__________

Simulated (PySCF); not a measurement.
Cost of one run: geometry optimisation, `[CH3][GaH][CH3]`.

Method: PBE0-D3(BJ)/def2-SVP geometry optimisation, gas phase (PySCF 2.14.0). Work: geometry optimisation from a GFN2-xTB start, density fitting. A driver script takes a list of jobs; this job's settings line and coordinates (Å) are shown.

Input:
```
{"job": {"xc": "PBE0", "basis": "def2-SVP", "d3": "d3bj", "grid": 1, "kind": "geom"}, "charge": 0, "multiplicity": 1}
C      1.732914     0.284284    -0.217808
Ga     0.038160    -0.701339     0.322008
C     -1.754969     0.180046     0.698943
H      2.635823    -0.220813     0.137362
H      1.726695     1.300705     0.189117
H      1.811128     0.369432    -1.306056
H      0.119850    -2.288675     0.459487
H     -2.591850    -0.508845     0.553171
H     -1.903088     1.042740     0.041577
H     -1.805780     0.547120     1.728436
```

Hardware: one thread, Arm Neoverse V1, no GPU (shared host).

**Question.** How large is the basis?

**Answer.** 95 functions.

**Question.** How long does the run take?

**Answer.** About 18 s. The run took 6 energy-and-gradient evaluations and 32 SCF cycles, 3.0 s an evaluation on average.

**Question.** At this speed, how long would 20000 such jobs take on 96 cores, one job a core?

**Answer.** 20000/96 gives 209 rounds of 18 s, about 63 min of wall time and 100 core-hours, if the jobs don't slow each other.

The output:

__________

**Assignment**. Output all lines from the beginning of the data up to the line holding "slow each other.", that line included, exactly as written.

**Reply**.
Simulated (PySCF); not a measurement.
Cost of one run: geometry optimisation, `[CH3][GaH][CH3]`.

Method: PBE0-D3(BJ)/def2-SVP geometry optimisation, gas phase (PySCF 2.14.0). Work: geometry optimisation from a GFN2-xTB start, density fitting. A driver script takes a list of jobs; this job's settings line and coordinates (Å) are shown.

Input:
```
{"job": {"xc": "PBE0", "basis": "def2-SVP", "d3": "d3bj", "grid": 1, "kind": "geom"}, "charge": 0, "multiplicity": 1}
C      1.732914     0.284284    -0.217808
Ga     0.038160    -0.701339     0.322008
C     -1.754969     0.180046     0.698943
H      2.635823    -0.220813     0.137362
H      1.726695     1.300705     0.189117
H      1.811128     0.369432    -1.306056
H      0.119850    -2.288675     0.459487
H     -2.591850    -0.508845     0.553171
H     -1.903088     1.042740     0.041577
H     -1.805780     0.547120     1.728436
```

Hardware: one thread, Arm Neoverse V1, no GPU (shared host).

**Question.** How large is the basis?

**Answer.** 95 functions.

**Question.** How long does the run take?

**Answer.** About 18 s. The run took 6 energy-and-gradient evaluations and 32 SCF cycles, 3.0 s an evaluation on average.

**Question.** At this speed, how long would 20000 such jobs take on 96 cores, one job a core?

**Answer.** 20000/96 gives 209 rounds of 18 s, about 63 min of wall time and 100 core-hours, if the jobs don't slow each other.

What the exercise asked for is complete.